#####
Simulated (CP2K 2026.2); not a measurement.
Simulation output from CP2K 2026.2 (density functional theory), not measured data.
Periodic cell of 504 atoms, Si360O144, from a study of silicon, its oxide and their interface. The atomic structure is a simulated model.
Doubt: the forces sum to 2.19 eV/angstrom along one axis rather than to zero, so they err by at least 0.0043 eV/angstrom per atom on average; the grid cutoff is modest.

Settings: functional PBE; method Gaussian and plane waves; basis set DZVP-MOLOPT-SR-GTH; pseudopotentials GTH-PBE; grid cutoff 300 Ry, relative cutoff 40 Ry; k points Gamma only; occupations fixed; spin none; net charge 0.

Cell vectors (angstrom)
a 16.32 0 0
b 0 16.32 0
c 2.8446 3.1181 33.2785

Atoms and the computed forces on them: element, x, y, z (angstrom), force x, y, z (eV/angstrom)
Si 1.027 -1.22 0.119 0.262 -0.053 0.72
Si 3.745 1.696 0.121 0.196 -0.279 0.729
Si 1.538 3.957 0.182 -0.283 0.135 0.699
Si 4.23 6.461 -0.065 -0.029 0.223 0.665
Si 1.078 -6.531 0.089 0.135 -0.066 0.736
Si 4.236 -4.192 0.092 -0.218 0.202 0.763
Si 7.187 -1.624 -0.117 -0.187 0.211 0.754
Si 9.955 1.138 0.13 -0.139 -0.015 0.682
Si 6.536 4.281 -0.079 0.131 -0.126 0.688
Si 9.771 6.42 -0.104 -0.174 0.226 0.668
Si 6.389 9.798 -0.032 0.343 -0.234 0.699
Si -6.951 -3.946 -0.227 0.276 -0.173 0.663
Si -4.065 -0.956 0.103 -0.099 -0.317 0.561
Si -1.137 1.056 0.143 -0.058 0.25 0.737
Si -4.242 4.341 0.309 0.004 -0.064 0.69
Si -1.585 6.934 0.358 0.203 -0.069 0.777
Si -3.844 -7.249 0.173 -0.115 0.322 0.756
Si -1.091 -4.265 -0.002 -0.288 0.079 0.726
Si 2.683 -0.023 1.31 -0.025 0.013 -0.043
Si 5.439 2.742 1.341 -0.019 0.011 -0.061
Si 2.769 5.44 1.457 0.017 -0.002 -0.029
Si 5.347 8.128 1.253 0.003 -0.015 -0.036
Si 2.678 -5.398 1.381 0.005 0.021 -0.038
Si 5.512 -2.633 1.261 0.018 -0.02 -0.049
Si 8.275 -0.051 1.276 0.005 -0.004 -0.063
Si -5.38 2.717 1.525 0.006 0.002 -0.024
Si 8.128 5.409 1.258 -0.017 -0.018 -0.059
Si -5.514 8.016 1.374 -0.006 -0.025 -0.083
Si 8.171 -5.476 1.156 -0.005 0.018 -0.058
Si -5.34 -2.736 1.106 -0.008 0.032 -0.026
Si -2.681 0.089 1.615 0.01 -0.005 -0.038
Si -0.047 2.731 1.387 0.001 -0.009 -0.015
#####

Of all the entries above, retype exactly the lines from the line with "Si 9.955 1.138 0.13 -0.139 -0.015 0.682" to the line with "Si -2.681 0.089 1.615 0.01 -0.005 -0.038", both included, and no others.

• **Task solution**:
Si 9.955 1.138 0.13 -0.139 -0.015 0.682
Si 6.536 4.281 -0.079 0.131 -0.126 0.688
Si 9.771 6.42 -0.104 -0.174 0.226 0.668
Si 6.389 9.798 -0.032 0.343 -0.234 0.699
Si -6.951 -3.946 -0.227 0.276 -0.173 0.663
Si -4.065 -0.956 0.103 -0.099 -0.317 0.561
Si -1.137 1.056 0.143 -0.058 0.25 0.737
Si -4.242 4.341 0.309 0.004 -0.064 0.69
Si -1.585 6.934 0.358 0.203 -0.069 0.777
Si -3.844 -7.249 0.173 -0.115 0.322 0.756
Si -1.091 -4.265 -0.002 -0.288 0.079 0.726
Si 2.683 -0.023 1.31 -0.025 0.013 -0.043
Si 5.439 2.742 1.341 -0.019 0.011 -0.061
Si 2.769 5.44 1.457 0.017 -0.002 -0.029
Si 5.347 8.128 1.253 0.003 -0.015 -0.036
Si 2.678 -5.398 1.381 0.005 0.021 -0.038
Si 5.512 -2.633 1.261 0.018 -0.02 -0.049
Si 8.275 -0.051 1.276 0.005 -0.004 -0.063
Si -5.38 2.717 1.525 0.006 0.002 -0.024
Si 8.128 5.409 1.258 -0.017 -0.018 -0.059
Si -5.514 8.016 1.374 -0.006 -0.025 -0.083
Si 8.171 -5.476 1.156 -0.005 0.018 -0.058
Si -5.34 -2.736 1.106 -0.008 0.032 -0.026
Si -2.681 0.089 1.615 0.01 -0.005 -0.038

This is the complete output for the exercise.